◆ INFORMATION SHOWN
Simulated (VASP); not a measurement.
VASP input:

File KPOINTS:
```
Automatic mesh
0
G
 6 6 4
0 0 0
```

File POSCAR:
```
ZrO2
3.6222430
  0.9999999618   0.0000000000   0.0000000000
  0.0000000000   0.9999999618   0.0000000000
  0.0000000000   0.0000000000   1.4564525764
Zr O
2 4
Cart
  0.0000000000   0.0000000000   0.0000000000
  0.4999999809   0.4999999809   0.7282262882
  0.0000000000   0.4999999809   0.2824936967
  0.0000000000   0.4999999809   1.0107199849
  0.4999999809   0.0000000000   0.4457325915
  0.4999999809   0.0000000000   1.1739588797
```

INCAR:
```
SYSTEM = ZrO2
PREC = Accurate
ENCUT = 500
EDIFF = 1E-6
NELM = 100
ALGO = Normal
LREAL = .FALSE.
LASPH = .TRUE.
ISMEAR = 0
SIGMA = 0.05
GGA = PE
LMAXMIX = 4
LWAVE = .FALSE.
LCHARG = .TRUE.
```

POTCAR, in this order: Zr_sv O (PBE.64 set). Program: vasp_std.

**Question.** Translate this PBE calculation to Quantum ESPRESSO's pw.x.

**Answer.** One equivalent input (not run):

◆ REQUIRED ACTION
Exactly as they appear, retype the lines from the start of the records through the line containing "Quantum ESPRESSO's pw.x.".

◆ TASK RESPONSE
Simulated (VASP); not a measurement.
VASP input:

File KPOINTS:
```
Automatic mesh
0
G
 6 6 4
0 0 0
```

File POSCAR:
```
ZrO2
3.6222430
  0.9999999618   0.0000000000   0.0000000000
  0.0000000000   0.9999999618   0.0000000000
  0.0000000000   0.0000000000   1.4564525764
Zr O
2 4
Cart
  0.0000000000   0.0000000000   0.0000000000
  0.4999999809   0.4999999809   0.7282262882
  0.0000000000   0.4999999809   0.2824936967
  0.0000000000   0.4999999809   1.0107199849
  0.4999999809   0.0000000000   0.4457325915
  0.4999999809   0.0000000000   1.1739588797
```

INCAR:
```
SYSTEM = ZrO2
PREC = Accurate
ENCUT = 500
EDIFF = 1E-6
NELM = 100
ALGO = Normal
LREAL = .FALSE.
LASPH = .TRUE.
ISMEAR = 0
SIGMA = 0.05
GGA = PE
LMAXMIX = 4
LWAVE = .FALSE.
LCHARG = .TRUE.
```

POTCAR, in this order: Zr_sv O (PBE.64 set). Program: vasp_std.

**Question.** Translate this PBE calculation to Quantum ESPRESSO's pw.x.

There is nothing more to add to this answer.